- [Brief] The records below hold a stretch from the line with "The system is TaVN2." through the line with "These files were"; return exactly those lines, ends included, and nothing more.

- [Dataset entries]
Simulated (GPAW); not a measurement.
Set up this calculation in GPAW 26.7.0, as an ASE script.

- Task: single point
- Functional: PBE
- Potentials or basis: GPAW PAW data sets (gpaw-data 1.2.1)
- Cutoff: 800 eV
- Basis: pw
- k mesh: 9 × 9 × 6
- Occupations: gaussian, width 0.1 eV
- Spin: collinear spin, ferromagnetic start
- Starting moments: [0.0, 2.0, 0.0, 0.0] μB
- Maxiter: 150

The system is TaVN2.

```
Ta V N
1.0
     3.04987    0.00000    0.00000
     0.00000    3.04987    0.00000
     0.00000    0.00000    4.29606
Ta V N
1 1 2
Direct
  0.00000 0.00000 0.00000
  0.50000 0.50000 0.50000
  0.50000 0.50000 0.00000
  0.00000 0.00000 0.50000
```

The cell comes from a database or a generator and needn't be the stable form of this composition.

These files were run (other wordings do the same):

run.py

- [Exercise output]
The system is TaVN2.

```
Ta V N
1.0
     3.04987    0.00000    0.00000
     0.00000    3.04987    0.00000
     0.00000    0.00000    4.29606
Ta V N
1 1 2
Direct
  0.00000 0.00000 0.00000
  0.50000 0.50000 0.50000
  0.50000 0.50000 0.00000
  0.00000 0.00000 0.50000
```

The cell comes from a database or a generator and needn't be the stable form of this composition.

These files were run (other wordings do the same):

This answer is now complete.